● Record set
__________

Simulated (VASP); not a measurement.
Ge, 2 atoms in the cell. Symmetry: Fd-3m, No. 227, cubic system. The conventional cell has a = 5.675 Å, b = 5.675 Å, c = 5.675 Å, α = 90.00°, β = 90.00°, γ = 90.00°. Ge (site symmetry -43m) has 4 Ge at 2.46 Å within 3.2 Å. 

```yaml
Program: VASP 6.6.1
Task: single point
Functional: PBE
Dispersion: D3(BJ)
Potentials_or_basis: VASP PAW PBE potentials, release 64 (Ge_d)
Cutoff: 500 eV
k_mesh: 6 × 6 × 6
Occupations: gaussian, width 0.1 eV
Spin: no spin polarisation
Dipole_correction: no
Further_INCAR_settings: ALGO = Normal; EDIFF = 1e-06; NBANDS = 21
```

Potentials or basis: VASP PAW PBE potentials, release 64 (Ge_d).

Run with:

__________

Exact copies of the lines from the start of the data up to the line holding "Potentials or basis: VASP", both included, are all that is needed.

Simulated (VASP); not a measurement.
Ge, 2 atoms in the cell. Symmetry: Fd-3m, No. 227, cubic system. The conventional cell has a = 5.675 Å, b = 5.675 Å, c = 5.675 Å, α = 90.00°, β = 90.00°, γ = 90.00°. Ge (site symmetry -43m) has 4 Ge at 2.46 Å within 3.2 Å. 

```yaml
Program: VASP 6.6.1
Task: single point
Functional: PBE
Dispersion: D3(BJ)
Potentials_or_basis: VASP PAW PBE potentials, release 64 (Ge_d)
Cutoff: 500 eV
k_mesh: 6 × 6 × 6
Occupations: gaussian, width 0.1 eV
Spin: no spin polarisation
Dipole_correction: no
Further_INCAR_settings: ALGO = Normal; EDIFF = 1e-06; NBANDS = 21
```

Potentials or basis: VASP PAW PBE potentials, release 64 (Ge_d).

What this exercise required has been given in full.